* _EXERCISE_:
Return all of the material that follows, keeping each line exactly as it is.

* _SUPPLIED RECORDS_:
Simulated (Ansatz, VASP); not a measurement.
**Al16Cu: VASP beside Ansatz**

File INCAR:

* _ANSWER SECTION_:
Simulated (Ansatz, VASP); not a measurement.
**Al16Cu: VASP beside Ansatz**

File INCAR:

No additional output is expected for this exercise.